◆ **INFORMATION GIVEN**:
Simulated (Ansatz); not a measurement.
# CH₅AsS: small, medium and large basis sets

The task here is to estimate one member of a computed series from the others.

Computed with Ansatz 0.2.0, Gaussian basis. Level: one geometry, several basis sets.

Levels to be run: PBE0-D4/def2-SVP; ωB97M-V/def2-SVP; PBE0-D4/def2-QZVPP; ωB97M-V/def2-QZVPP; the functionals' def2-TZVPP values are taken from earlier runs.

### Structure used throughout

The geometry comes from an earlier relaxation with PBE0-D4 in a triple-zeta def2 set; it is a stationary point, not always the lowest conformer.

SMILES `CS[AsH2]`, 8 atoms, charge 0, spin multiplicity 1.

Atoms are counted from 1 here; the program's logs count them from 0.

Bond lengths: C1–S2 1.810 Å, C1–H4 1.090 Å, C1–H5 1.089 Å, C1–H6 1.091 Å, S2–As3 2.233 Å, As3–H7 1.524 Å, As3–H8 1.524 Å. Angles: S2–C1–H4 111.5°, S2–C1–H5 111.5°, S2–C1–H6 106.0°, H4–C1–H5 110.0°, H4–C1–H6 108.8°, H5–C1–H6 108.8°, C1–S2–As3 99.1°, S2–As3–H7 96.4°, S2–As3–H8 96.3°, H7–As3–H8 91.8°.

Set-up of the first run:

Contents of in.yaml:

◆ **ACTIVITY**: Copy out the data in full, exactly.

◆ **ANSWER AREA**:
Simulated (Ansatz); not a measurement.
# CH₅AsS: small, medium and large basis sets

The task here is to estimate one member of a computed series from the others.

Computed with Ansatz 0.2.0, Gaussian basis. Level: one geometry, several basis sets.

Levels to be run: PBE0-D4/def2-SVP; ωB97M-V/def2-SVP; PBE0-D4/def2-QZVPP; ωB97M-V/def2-QZVPP; the functionals' def2-TZVPP values are taken from earlier runs.

### Structure used throughout

The geometry comes from an earlier relaxation with PBE0-D4 in a triple-zeta def2 set; it is a stationary point, not always the lowest conformer.

SMILES `CS[AsH2]`, 8 atoms, charge 0, spin multiplicity 1.

Atoms are counted from 1 here; the program's logs count them from 0.

Bond lengths: C1–S2 1.810 Å, C1–H4 1.090 Å, C1–H5 1.089 Å, C1–H6 1.091 Å, S2–As3 2.233 Å, As3–H7 1.524 Å, As3–H8 1.524 Å. Angles: S2–C1–H4 111.5°, S2–C1–H5 111.5°, S2–C1–H6 106.0°, H4–C1–H5 110.0°, H4–C1–H6 108.8°, H5–C1–H6 108.8°, C1–S2–As3 99.1°, S2–As3–H7 96.4°, S2–As3–H8 96.3°, H7–As3–H8 91.8°.

Set-up of the first run:

Contents of in.yaml:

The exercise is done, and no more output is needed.